══ Extracted entries
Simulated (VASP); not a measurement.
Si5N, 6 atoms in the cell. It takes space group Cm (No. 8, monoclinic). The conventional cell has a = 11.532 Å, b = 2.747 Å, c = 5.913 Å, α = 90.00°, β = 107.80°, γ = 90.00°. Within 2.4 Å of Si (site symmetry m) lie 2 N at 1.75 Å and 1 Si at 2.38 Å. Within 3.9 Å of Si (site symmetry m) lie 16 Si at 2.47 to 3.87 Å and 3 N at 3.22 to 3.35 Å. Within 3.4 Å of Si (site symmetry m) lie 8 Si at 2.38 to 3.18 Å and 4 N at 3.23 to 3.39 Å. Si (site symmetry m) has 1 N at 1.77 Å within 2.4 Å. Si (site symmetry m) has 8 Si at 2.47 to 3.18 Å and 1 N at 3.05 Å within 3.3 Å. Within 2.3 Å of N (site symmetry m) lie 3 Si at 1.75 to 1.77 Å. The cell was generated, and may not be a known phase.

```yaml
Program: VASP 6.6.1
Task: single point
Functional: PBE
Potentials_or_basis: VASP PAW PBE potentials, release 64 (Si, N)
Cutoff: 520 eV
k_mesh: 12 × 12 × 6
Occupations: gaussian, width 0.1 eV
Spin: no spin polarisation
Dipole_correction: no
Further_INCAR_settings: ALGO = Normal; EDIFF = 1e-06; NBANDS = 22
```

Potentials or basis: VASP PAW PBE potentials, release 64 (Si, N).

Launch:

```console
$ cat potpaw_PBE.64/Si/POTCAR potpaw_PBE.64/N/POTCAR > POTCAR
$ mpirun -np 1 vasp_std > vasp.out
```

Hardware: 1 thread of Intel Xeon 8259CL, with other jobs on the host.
════

Activity:
Take the records above and return them exactly as written.

Exercise result:
Simulated (VASP); not a measurement.
Si5N, 6 atoms in the cell. It takes space group Cm (No. 8, monoclinic). The conventional cell has a = 11.532 Å, b = 2.747 Å, c = 5.913 Å, α = 90.00°, β = 107.80°, γ = 90.00°. Within 2.4 Å of Si (site symmetry m) lie 2 N at 1.75 Å and 1 Si at 2.38 Å. Within 3.9 Å of Si (site symmetry m) lie 16 Si at 2.47 to 3.87 Å and 3 N at 3.22 to 3.35 Å. Within 3.4 Å of Si (site symmetry m) lie 8 Si at 2.38 to 3.18 Å and 4 N at 3.23 to 3.39 Å. Si (site symmetry m) has 1 N at 1.77 Å within 2.4 Å. Si (site symmetry m) has 8 Si at 2.47 to 3.18 Å and 1 N at 3.05 Å within 3.3 Å. Within 2.3 Å of N (site symmetry m) lie 3 Si at 1.75 to 1.77 Å. The cell was generated, and may not be a known phase.

```yaml
Program: VASP 6.6.1
Task: single point
Functional: PBE
Potentials_or_basis: VASP PAW PBE potentials, release 64 (Si, N)
Cutoff: 520 eV
k_mesh: 12 × 12 × 6
Occupations: gaussian, width 0.1 eV
Spin: no spin polarisation
Dipole_correction: no
Further_INCAR_settings: ALGO = Normal; EDIFF = 1e-06; NBANDS = 22
```

Potentials or basis: VASP PAW PBE potentials, release 64 (Si, N).

Launch:

```console
$ cat potpaw_PBE.64/Si/POTCAR potpaw_PBE.64/N/POTCAR > POTCAR
$ mpirun -np 1 vasp_std > vasp.out
```

Hardware: 1 thread of Intel Xeon 8259CL, with other jobs on the host.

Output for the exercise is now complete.